::: PROVIDED RECORDS :::

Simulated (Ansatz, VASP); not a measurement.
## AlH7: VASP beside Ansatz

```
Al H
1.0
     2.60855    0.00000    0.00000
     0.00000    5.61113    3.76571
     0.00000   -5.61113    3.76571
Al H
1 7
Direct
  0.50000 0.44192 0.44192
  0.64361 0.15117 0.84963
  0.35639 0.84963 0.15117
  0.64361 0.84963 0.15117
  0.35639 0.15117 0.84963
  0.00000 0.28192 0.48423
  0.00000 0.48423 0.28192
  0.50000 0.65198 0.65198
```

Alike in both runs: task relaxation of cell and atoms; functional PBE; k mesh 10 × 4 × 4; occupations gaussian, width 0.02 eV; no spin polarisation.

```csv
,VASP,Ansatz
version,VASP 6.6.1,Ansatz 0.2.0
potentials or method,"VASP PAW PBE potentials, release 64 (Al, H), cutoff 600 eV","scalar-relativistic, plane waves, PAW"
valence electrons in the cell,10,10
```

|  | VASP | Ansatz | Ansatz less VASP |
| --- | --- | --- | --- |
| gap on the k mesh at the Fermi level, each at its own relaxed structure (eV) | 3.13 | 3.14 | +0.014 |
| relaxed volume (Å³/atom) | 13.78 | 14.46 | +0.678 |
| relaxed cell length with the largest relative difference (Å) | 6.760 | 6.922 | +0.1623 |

:::

▶ WORK TASK: Each entry above needs to be duplicated verbatim.

▶ WORKED SOLUTION:
Simulated (Ansatz, VASP); not a measurement.
## AlH7: VASP beside Ansatz

```
Al H
1.0
     2.60855    0.00000    0.00000
     0.00000    5.61113    3.76571
     0.00000   -5.61113    3.76571
Al H
1 7
Direct
  0.50000 0.44192 0.44192
  0.64361 0.15117 0.84963
  0.35639 0.84963 0.15117
  0.64361 0.84963 0.15117
  0.35639 0.15117 0.84963
  0.00000 0.28192 0.48423
  0.00000 0.48423 0.28192
  0.50000 0.65198 0.65198
```

Alike in both runs: task relaxation of cell and atoms; functional PBE; k mesh 10 × 4 × 4; occupations gaussian, width 0.02 eV; no spin polarisation.

```csv
,VASP,Ansatz
version,VASP 6.6.1,Ansatz 0.2.0
potentials or method,"VASP PAW PBE potentials, release 64 (Al, H), cutoff 600 eV","scalar-relativistic, plane waves, PAW"
valence electrons in the cell,10,10
```

|  | VASP | Ansatz | Ansatz less VASP |
| --- | --- | --- | --- |
| gap on the k mesh at the Fermi level, each at its own relaxed structure (eV) | 3.13 | 3.14 | +0.014 |
| relaxed volume (Å³/atom) | 13.78 | 14.46 | +0.678 |
| relaxed cell length with the largest relative difference (Å) | 6.760 | 6.922 | +0.1623 |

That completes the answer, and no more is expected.